**Supplied data**
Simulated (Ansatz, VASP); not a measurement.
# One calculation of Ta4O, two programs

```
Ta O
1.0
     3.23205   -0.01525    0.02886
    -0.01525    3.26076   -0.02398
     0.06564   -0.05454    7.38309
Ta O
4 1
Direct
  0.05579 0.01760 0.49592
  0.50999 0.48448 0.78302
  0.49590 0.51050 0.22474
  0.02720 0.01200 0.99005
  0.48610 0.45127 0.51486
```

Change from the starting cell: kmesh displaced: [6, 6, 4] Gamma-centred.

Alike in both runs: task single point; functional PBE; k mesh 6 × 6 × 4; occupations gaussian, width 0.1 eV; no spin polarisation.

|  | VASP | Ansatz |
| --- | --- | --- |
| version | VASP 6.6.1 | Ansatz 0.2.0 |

**Assignment**
Reproduce the listing in full. Keep it exactly as written.

**Result**
Simulated (Ansatz, VASP); not a measurement.
# One calculation of Ta4O, two programs

```
Ta O
1.0
     3.23205   -0.01525    0.02886
    -0.01525    3.26076   -0.02398
     0.06564   -0.05454    7.38309
Ta O
4 1
Direct
  0.05579 0.01760 0.49592
  0.50999 0.48448 0.78302
  0.49590 0.51050 0.22474
  0.02720 0.01200 0.99005
  0.48610 0.45127 0.51486
```

Change from the starting cell: kmesh displaced: [6, 6, 4] Gamma-centred.

Alike in both runs: task single point; functional PBE; k mesh 6 × 6 × 4; occupations gaussian, width 0.1 eV; no spin polarisation.

|  | VASP | Ansatz |
| --- | --- | --- |
| version | VASP 6.6.1 | Ansatz 0.2.0 |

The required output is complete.